■ **Data**
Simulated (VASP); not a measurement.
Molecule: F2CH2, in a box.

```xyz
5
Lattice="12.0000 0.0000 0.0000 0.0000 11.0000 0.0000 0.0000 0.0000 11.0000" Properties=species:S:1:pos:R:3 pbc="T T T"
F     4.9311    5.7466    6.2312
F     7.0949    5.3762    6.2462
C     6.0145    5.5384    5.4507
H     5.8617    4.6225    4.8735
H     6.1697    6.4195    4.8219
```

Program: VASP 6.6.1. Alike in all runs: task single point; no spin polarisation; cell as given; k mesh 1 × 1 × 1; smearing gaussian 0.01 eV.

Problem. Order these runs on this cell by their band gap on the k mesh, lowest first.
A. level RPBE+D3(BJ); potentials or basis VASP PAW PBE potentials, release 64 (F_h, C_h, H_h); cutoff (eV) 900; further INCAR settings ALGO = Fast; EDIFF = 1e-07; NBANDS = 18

■ **Task item**
Repeat the material above exactly, beginning with its first line and ending with the line that holds "Program: VASP 6.6.1.", and leave out everything else.

■ **Worked solution**
Simulated (VASP); not a measurement.
Molecule: F2CH2, in a box.

```xyz
5
Lattice="12.0000 0.0000 0.0000 0.0000 11.0000 0.0000 0.0000 0.0000 11.0000" Properties=species:S:1:pos:R:3 pbc="T T T"
F     4.9311    5.7466    6.2312
F     7.0949    5.3762    6.2462
C     6.0145    5.5384    5.4507
H     5.8617    4.6225    4.8735
H     6.1697    6.4195    4.8219
```

Program: VASP 6.6.1. Alike in all runs: task single point; no spin polarisation; cell as given; k mesh 1 × 1 × 1; smearing gaussian 0.01 eV.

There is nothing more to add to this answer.